Without omitting anything, copy the data exactly.

Dataset entries: Begin

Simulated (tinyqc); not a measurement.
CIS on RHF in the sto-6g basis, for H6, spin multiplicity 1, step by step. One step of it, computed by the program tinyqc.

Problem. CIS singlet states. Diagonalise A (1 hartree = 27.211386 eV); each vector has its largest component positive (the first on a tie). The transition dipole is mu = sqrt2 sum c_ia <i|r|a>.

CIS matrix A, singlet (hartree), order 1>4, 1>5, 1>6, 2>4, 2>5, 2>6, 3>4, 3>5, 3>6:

Dataset entries: End

• [Task output]:
Simulated (tinyqc); not a measurement.
CIS on RHF in the sto-6g basis, for H6, spin multiplicity 1, step by step. One step of it, computed by the program tinyqc.

Problem. CIS singlet states. Diagonalise A (1 hartree = 27.211386 eV); each vector has its largest component positive (the first on a tie). The transition dipole is mu = sqrt2 sum c_ia <i|r|a>.

CIS matrix A, singlet (hartree), order 1>4, 1>5, 1>6, 2>4, 2>5, 2>6, 3>4, 3>5, 3>6:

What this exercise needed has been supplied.